REQUIRED ACTION - Output the entries below exactly, from the first line to the line holding "spin polarisation |", both included.

Segment Start: DATA EXTRACT

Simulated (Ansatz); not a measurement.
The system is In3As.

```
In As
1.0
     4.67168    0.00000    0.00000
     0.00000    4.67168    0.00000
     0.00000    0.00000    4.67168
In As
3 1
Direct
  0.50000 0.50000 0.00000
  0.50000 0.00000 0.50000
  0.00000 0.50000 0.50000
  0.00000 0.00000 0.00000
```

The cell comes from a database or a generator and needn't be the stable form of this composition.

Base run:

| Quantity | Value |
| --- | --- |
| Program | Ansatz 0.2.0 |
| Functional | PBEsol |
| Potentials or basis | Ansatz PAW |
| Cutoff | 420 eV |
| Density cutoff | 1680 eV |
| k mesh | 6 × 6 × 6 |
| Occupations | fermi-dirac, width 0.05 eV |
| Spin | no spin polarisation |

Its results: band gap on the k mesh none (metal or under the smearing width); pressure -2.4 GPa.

Segment End: DATA EXTRACT

WRITTEN SOLUTION -
Simulated (Ansatz); not a measurement.
The system is In3As.

```
In As
1.0
     4.67168    0.00000    0.00000
     0.00000    4.67168    0.00000
     0.00000    0.00000    4.67168
In As
3 1
Direct
  0.50000 0.50000 0.00000
  0.50000 0.00000 0.50000
  0.00000 0.50000 0.50000
  0.00000 0.00000 0.00000
```

The cell comes from a database or a generator and needn't be the stable form of this composition.

Base run:

| Quantity | Value |
| --- | --- |
| Program | Ansatz 0.2.0 |
| Functional | PBEsol |
| Potentials or basis | Ansatz PAW |
| Cutoff | 420 eV |
| Density cutoff | 1680 eV |
| k mesh | 6 × 6 × 6 |
| Occupations | fermi-dirac, width 0.05 eV |
| Spin | no spin polarisation |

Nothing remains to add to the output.